Entries shown>
- - - - - - -

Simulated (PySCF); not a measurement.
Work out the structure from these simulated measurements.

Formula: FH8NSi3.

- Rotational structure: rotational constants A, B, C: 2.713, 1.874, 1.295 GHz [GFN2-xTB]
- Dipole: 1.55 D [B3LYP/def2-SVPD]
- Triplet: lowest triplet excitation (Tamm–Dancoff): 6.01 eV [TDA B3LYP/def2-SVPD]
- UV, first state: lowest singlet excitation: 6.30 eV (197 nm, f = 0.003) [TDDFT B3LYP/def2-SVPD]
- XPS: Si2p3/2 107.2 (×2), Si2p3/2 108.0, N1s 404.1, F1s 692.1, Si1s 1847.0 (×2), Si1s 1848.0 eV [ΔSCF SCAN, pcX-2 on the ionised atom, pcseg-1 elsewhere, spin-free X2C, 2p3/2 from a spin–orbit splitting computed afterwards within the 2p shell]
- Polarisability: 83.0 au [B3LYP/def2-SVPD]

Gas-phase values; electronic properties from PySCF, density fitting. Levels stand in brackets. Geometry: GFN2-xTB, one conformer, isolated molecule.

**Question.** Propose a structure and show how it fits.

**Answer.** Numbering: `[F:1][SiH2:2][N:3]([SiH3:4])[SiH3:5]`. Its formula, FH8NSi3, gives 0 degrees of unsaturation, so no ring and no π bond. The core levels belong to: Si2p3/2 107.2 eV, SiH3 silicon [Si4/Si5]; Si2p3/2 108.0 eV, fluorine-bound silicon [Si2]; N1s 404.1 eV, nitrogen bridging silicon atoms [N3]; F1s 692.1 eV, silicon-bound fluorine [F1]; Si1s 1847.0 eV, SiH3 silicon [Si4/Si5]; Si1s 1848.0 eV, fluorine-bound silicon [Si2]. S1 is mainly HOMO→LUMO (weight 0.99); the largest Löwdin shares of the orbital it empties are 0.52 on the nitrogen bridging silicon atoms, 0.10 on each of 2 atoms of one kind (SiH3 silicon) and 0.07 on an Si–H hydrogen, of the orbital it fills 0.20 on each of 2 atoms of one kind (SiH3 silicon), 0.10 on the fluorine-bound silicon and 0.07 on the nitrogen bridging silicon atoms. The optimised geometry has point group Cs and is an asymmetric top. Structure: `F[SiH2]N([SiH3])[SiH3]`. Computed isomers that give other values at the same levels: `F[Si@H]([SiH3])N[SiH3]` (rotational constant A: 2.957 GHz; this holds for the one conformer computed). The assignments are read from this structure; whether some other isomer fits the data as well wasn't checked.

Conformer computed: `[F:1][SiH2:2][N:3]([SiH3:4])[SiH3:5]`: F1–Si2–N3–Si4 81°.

- - - - - - -

Assignment>
Give back exactly the lines above, from the line containing "- Dipole: 1.55 D [B3LYP/def2-SVPD]" through the line containing "- UV, first", with both end lines and nothing more.

Exercise result>
- Dipole: 1.55 D [B3LYP/def2-SVPD]
- Triplet: lowest triplet excitation (Tamm–Dancoff): 6.01 eV [TDA B3LYP/def2-SVPD]
- UV, first state: lowest singlet excitation: 6.30 eV (197 nm, f = 0.003) [TDDFT B3LYP/def2-SVPD]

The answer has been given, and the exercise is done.